ASSIGNED TASK:
The data shown below should all be retyped exactly.

# # # #
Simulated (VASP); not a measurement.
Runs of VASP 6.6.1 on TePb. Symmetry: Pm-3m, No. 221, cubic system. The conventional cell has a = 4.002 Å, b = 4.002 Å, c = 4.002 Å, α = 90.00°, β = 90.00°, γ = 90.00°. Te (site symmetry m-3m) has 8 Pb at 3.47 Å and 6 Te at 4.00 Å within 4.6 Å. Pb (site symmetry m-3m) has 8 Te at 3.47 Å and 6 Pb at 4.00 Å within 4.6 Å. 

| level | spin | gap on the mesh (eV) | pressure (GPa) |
# # # #

WRITTEN REPLY:
Simulated (VASP); not a measurement.
Runs of VASP 6.6.1 on TePb. Symmetry: Pm-3m, No. 221, cubic system. The conventional cell has a = 4.002 Å, b = 4.002 Å, c = 4.002 Å, α = 90.00°, β = 90.00°, γ = 90.00°. Te (site symmetry m-3m) has 8 Pb at 3.47 Å and 6 Te at 4.00 Å within 4.6 Å. Pb (site symmetry m-3m) has 8 Te at 3.47 Å and 6 Pb at 4.00 Å within 4.6 Å. 

| level | spin | gap on the mesh (eV) | pressure (GPa) |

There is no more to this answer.